→ **Input data**:
↓↓↓

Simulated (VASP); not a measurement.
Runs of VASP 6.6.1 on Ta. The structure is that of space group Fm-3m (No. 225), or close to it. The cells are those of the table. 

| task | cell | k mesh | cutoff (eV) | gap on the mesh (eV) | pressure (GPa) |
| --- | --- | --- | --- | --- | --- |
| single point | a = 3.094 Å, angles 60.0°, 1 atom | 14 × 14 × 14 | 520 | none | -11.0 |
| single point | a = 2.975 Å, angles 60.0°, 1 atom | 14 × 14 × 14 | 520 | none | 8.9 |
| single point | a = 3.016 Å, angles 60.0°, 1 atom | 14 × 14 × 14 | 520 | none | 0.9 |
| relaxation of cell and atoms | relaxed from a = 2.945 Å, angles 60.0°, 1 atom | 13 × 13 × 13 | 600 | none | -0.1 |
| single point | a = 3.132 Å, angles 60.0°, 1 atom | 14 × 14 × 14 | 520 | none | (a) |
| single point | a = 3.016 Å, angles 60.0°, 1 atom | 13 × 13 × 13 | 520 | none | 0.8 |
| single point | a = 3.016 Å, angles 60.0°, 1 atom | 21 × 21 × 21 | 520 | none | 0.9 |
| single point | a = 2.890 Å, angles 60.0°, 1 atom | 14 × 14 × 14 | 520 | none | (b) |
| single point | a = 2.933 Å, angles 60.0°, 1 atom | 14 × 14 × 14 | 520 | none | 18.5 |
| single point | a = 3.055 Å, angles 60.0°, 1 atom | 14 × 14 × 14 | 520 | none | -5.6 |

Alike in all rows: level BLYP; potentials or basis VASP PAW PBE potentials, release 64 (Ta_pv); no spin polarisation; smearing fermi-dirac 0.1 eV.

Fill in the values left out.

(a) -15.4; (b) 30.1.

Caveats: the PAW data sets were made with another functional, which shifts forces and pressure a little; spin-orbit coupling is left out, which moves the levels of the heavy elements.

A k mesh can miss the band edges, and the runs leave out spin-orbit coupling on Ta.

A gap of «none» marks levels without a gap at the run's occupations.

↑↑↑

From the first line of the listing above to the line that contains "none | 8.9 |", inclusive, restate every line word for word. Nothing else belongs in the answer.

→ **Written reply**:
Simulated (VASP); not a measurement.
Runs of VASP 6.6.1 on Ta. The structure is that of space group Fm-3m (No. 225), or close to it. The cells are those of the table. 

| task | cell | k mesh | cutoff (eV) | gap on the mesh (eV) | pressure (GPa) |
| --- | --- | --- | --- | --- | --- |
| single point | a = 3.094 Å, angles 60.0°, 1 atom | 14 × 14 × 14 | 520 | none | -11.0 |
| single point | a = 2.975 Å, angles 60.0°, 1 atom | 14 × 14 × 14 | 520 | none | 8.9 |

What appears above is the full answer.